Below are the entries. Transcribe exactly the lines from the one with "on one molecule**" through the one with "Molecule: SMILES N#CSc1ccco1, C5H3NOS.", ends included, and leave out all others.

• Records shown
■ ■ ■ ■

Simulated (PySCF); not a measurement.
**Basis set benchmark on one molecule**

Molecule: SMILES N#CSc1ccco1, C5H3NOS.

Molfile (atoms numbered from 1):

■ ■ ■ ■

• Written response
**Basis set benchmark on one molecule**

Molecule: SMILES N#CSc1ccco1, C5H3NOS.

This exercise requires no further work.